> **WORK TASK**
Of all the entries below, retype only the lines from the one with "Problem. Give the" through the one with "Note: energies are", exactly as they appear.

> **DATA TO EXAMINE**
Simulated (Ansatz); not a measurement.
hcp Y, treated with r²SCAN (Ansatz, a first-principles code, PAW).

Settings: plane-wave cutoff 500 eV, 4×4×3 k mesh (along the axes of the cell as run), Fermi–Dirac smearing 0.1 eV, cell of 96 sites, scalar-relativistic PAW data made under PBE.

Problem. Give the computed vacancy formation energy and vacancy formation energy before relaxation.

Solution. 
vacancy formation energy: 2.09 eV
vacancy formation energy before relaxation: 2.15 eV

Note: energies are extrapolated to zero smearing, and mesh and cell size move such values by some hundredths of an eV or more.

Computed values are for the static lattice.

> **RESULT**
Problem. Give the computed vacancy formation energy and vacancy formation energy before relaxation.

Solution. 
vacancy formation energy: 2.09 eV
vacancy formation energy before relaxation: 2.15 eV

Note: energies are extrapolated to zero smearing, and mesh and cell size move such values by some hundredths of an eV or more.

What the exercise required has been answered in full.